▸ Work order
In the data that follows, find the line with "It takes space"; transcribe it, every later line up to the one with "## Step 2: The code", and that line as well, exactly and with no others.

========================================
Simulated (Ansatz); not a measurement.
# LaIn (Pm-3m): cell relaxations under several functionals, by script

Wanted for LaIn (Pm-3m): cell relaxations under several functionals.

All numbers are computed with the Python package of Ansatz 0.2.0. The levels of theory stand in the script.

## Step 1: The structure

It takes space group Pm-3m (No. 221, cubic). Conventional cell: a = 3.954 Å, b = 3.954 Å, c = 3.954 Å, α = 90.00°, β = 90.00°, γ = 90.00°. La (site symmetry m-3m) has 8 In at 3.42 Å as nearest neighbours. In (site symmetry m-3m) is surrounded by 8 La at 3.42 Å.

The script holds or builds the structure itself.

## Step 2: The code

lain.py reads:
========================================

▸ Answer space
It takes space group Pm-3m (No. 221, cubic). Conventional cell: a = 3.954 Å, b = 3.954 Å, c = 3.954 Å, α = 90.00°, β = 90.00°, γ = 90.00°. La (site symmetry m-3m) has 8 In at 3.42 Å as nearest neighbours. In (site symmetry m-3m) is surrounded by 8 La at 3.42 Å.

The script holds or builds the structure itself.

## Step 2: The code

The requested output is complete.